DATASET RECORDS Block Start

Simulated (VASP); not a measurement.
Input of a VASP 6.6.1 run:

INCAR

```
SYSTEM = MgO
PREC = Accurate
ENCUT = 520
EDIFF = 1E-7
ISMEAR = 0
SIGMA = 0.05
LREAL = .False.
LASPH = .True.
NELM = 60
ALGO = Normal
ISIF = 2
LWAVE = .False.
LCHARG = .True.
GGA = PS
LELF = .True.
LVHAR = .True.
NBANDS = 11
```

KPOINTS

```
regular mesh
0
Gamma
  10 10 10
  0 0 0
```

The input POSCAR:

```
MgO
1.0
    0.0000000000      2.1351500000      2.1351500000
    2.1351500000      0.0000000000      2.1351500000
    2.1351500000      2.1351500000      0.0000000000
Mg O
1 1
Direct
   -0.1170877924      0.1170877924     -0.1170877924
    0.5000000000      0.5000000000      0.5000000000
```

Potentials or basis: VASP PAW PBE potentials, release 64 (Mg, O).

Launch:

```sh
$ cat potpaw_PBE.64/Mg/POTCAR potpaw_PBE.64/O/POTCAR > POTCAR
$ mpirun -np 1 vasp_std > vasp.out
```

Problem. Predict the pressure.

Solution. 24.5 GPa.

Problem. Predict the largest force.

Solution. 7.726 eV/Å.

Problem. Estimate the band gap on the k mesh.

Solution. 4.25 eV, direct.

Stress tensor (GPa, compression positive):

DATASET RECORDS Block End

▶ **WORK INSTRUCTION**:
Line by line, reproduce the data above exactly.

▶ **RESPONSE**:
Simulated (VASP); not a measurement.
Input of a VASP 6.6.1 run:

INCAR

```
SYSTEM = MgO
PREC = Accurate
ENCUT = 520
EDIFF = 1E-7
ISMEAR = 0
SIGMA = 0.05
LREAL = .False.
LASPH = .True.
NELM = 60
ALGO = Normal
ISIF = 2
LWAVE = .False.
LCHARG = .True.
GGA = PS
LELF = .True.
LVHAR = .True.
NBANDS = 11
```

KPOINTS

```
regular mesh
0
Gamma
  10 10 10
  0 0 0
```

The input POSCAR:

```
MgO
1.0
    0.0000000000      2.1351500000      2.1351500000
    2.1351500000      0.0000000000      2.1351500000
    2.1351500000      2.1351500000      0.0000000000
Mg O
1 1
Direct
   -0.1170877924      0.1170877924     -0.1170877924
    0.5000000000      0.5000000000      0.5000000000
```

Potentials or basis: VASP PAW PBE potentials, release 64 (Mg, O).

Launch:

```sh
$ cat potpaw_PBE.64/Mg/POTCAR potpaw_PBE.64/O/POTCAR > POTCAR
$ mpirun -np 1 vasp_std > vasp.out
```

Problem. Predict the pressure.

Solution. 24.5 GPa.

Problem. Predict the largest force.

Solution. 7.726 eV/Å.

Problem. Estimate the band gap on the k mesh.

Solution. 4.25 eV, direct.

Stress tensor (GPa, compression positive):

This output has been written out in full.